============================================================

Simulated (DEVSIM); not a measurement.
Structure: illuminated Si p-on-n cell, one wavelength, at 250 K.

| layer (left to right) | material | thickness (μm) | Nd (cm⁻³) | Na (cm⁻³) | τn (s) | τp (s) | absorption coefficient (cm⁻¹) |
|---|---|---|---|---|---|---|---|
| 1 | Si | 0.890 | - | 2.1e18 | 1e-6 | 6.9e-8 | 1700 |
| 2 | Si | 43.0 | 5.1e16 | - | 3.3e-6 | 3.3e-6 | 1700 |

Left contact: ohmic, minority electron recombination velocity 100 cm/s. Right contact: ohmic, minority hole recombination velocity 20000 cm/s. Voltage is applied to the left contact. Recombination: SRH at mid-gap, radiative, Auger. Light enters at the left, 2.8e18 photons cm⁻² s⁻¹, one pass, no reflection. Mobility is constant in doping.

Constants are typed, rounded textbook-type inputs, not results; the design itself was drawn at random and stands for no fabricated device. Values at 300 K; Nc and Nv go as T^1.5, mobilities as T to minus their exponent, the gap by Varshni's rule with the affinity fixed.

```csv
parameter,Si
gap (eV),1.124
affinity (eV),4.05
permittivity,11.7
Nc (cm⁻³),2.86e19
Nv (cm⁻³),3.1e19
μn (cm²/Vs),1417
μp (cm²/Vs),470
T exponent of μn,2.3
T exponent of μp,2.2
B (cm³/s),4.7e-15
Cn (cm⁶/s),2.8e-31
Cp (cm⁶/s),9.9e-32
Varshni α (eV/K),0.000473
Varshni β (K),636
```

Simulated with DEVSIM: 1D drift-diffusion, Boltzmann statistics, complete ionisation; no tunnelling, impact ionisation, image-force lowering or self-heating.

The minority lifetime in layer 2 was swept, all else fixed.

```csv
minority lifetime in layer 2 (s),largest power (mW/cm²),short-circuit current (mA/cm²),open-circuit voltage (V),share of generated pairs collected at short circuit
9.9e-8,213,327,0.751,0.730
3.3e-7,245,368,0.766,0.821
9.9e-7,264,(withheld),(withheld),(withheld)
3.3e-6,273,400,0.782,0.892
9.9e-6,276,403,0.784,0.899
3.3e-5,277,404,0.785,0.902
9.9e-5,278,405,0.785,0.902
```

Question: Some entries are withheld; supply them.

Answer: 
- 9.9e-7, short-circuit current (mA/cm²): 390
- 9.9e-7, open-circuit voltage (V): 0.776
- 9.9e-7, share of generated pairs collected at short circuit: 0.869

============================================================

#### TASK ITEM:
Copy verbatim, from the listing above, each line from the one containing "3.3e-6 | 1700 |" down to the one containing "Left contact: ohmic, minority", inclusive.

#### WRITTEN SOLUTION:
| 2 | Si | 43.0 | 5.1e16 | - | 3.3e-6 | 3.3e-6 | 1700 |

Left contact: ohmic, minority electron recombination velocity 100 cm/s. Right contact: ohmic, minority hole recombination velocity 20000 cm/s. Voltage is applied to the left contact. Recombination: SRH at mid-gap, radiative, Auger. Light enters at the left, 2.8e18 photons cm⁻² s⁻¹, one pass, no reflection. Mobility is constant in doping.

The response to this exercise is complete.